> _Provided information_:
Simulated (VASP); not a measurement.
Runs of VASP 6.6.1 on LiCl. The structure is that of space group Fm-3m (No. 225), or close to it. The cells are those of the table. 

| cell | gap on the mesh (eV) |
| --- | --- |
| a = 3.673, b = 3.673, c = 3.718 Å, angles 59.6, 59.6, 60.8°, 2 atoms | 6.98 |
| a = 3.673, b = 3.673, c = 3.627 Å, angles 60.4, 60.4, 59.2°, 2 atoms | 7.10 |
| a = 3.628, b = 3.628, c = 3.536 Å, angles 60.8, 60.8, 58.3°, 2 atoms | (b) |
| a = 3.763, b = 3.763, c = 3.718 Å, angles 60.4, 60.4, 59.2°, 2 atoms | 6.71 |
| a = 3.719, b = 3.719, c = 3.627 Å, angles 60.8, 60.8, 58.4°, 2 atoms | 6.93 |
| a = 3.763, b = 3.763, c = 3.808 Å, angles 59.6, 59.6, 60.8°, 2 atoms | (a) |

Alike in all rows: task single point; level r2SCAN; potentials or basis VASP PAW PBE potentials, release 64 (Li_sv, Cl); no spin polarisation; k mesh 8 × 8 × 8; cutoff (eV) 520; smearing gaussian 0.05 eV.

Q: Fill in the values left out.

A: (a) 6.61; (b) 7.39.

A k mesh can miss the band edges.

> _Assignment_:
In the material above, transcribe exactly the lines beginning at the one with "atoms | 7.10 |" and ending at the one with "atoms | 6.93 |", both included.

> _Answer box_:
| a = 3.673, b = 3.673, c = 3.627 Å, angles 60.4, 60.4, 59.2°, 2 atoms | 7.10 |
| a = 3.628, b = 3.628, c = 3.536 Å, angles 60.8, 60.8, 58.3°, 2 atoms | (b) |
| a = 3.763, b = 3.763, c = 3.718 Å, angles 60.4, 60.4, 59.2°, 2 atoms | 6.71 |
| a = 3.719, b = 3.719, c = 3.627 Å, angles 60.8, 60.8, 58.4°, 2 atoms | 6.93 |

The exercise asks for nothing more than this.